• Data records:
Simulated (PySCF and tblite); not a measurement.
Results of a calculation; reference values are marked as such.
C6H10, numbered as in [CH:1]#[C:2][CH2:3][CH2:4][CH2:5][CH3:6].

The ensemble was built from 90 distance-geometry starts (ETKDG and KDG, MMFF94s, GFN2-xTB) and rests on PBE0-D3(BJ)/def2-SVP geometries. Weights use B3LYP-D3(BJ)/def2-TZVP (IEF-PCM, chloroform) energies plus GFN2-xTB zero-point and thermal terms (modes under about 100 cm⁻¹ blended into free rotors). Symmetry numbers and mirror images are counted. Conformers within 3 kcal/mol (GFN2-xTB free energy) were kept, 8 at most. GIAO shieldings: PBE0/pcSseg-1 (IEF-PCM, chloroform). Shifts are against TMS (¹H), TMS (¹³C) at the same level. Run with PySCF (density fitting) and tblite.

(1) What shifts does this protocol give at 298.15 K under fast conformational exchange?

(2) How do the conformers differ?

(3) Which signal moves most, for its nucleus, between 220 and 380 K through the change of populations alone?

• Work request:
Up to and including the line with "(2) How do the conformers differ?", print every line of the records from the start.

• Response box:
Simulated (PySCF and tblite); not a measurement.
Results of a calculation; reference values are marked as such.
C6H10, numbered as in [CH:1]#[C:2][CH2:3][CH2:4][CH2:5][CH3:6].

The ensemble was built from 90 distance-geometry starts (ETKDG and KDG, MMFF94s, GFN2-xTB) and rests on PBE0-D3(BJ)/def2-SVP geometries. Weights use B3LYP-D3(BJ)/def2-TZVP (IEF-PCM, chloroform) energies plus GFN2-xTB zero-point and thermal terms (modes under about 100 cm⁻¹ blended into free rotors). Symmetry numbers and mirror images are counted. Conformers within 3 kcal/mol (GFN2-xTB free energy) were kept, 8 at most. GIAO shieldings: PBE0/pcSseg-1 (IEF-PCM, chloroform). Shifts are against TMS (¹H), TMS (¹³C) at the same level. Run with PySCF (density fitting) and tblite.

(1) What shifts does this protocol give at 298.15 K under fast conformational exchange?

(2) How do the conformers differ?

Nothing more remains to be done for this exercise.